* **Provided material**:
- - - - -

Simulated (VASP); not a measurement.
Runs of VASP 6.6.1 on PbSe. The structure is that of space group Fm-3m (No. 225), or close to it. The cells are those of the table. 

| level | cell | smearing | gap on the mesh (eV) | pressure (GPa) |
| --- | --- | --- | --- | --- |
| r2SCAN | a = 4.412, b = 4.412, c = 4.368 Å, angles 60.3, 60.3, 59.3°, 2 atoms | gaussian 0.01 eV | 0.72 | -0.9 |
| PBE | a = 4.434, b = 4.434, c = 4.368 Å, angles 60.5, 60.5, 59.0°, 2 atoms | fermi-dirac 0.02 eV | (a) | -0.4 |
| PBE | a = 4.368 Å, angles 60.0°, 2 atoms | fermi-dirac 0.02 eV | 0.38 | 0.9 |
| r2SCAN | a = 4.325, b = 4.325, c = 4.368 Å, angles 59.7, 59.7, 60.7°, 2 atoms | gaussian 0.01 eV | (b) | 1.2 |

- - - - -

Could you transcribe the entries exactly, from the first line through the line containing "0.38 | 0.9 |", and give nothing more?

* **Task answer**:
Simulated (VASP); not a measurement.
Runs of VASP 6.6.1 on PbSe. The structure is that of space group Fm-3m (No. 225), or close to it. The cells are those of the table. 

| level | cell | smearing | gap on the mesh (eV) | pressure (GPa) |
| --- | --- | --- | --- | --- |
| r2SCAN | a = 4.412, b = 4.412, c = 4.368 Å, angles 60.3, 60.3, 59.3°, 2 atoms | gaussian 0.01 eV | 0.72 | -0.9 |
| PBE | a = 4.434, b = 4.434, c = 4.368 Å, angles 60.5, 60.5, 59.0°, 2 atoms | fermi-dirac 0.02 eV | (a) | -0.4 |
| PBE | a = 4.368 Å, angles 60.0°, 2 atoms | fermi-dirac 0.02 eV | 0.38 | 0.9 |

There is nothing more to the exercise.